Quote the material below exactly as written, from the first line to the line that holds "spin multiplicity 1.", endpoints included.

◆ ◆ ◆

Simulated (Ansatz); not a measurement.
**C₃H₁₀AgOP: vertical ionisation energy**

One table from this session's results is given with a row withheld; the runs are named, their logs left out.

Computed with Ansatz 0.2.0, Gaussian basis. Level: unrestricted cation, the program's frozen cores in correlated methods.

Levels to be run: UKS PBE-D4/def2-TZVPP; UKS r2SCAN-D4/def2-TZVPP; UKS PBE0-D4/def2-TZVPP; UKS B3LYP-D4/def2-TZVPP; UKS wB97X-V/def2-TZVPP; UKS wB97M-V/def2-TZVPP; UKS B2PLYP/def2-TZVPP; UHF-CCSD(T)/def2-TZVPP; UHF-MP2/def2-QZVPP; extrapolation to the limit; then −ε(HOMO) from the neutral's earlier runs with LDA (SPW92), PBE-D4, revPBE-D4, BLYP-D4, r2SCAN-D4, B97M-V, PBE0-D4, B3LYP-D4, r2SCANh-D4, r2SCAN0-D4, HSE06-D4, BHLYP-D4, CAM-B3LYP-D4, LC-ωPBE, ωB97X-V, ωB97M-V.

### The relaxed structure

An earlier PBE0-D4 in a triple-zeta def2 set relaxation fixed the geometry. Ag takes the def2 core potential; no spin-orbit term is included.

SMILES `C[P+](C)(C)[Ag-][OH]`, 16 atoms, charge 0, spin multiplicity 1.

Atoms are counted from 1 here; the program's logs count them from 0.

◆ ◆ ◆

- **Response area**:
Simulated (Ansatz); not a measurement.
**C₃H₁₀AgOP: vertical ionisation energy**

One table from this session's results is given with a row withheld; the runs are named, their logs left out.

Computed with Ansatz 0.2.0, Gaussian basis. Level: unrestricted cation, the program's frozen cores in correlated methods.

Levels to be run: UKS PBE-D4/def2-TZVPP; UKS r2SCAN-D4/def2-TZVPP; UKS PBE0-D4/def2-TZVPP; UKS B3LYP-D4/def2-TZVPP; UKS wB97X-V/def2-TZVPP; UKS wB97M-V/def2-TZVPP; UKS B2PLYP/def2-TZVPP; UHF-CCSD(T)/def2-TZVPP; UHF-MP2/def2-QZVPP; extrapolation to the limit; then −ε(HOMO) from the neutral's earlier runs with LDA (SPW92), PBE-D4, revPBE-D4, BLYP-D4, r2SCAN-D4, B97M-V, PBE0-D4, B3LYP-D4, r2SCANh-D4, r2SCAN0-D4, HSE06-D4, BHLYP-D4, CAM-B3LYP-D4, LC-ωPBE, ωB97X-V, ωB97M-V.

### The relaxed structure

An earlier PBE0-D4 in a triple-zeta def2 set relaxation fixed the geometry. Ag takes the def2 core potential; no spin-orbit term is included.

SMILES `C[P+](C)(C)[Ag-][OH]`, 16 atoms, charge 0, spin multiplicity 1.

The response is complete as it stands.